### Requirement
Leave no line out. Transcribe the whole listing exactly.

### Record extracts
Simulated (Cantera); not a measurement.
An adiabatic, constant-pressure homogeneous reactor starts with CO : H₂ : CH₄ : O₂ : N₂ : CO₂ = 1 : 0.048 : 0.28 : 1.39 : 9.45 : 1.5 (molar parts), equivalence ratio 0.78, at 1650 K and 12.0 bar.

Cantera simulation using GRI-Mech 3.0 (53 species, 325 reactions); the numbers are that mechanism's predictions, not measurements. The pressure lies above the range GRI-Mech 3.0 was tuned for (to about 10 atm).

### Exercise answer
Simulated (Cantera); not a measurement.
An adiabatic, constant-pressure homogeneous reactor starts with CO : H₂ : CH₄ : O₂ : N₂ : CO₂ = 1 : 0.048 : 0.28 : 1.39 : 9.45 : 1.5 (molar parts), equivalence ratio 0.78, at 1650 K and 12.0 bar.

Cantera simulation using GRI-Mech 3.0 (53 species, 325 reactions); the numbers are that mechanism's predictions, not measurements. The pressure lies above the range GRI-Mech 3.0 was tuned for (to about 10 atm).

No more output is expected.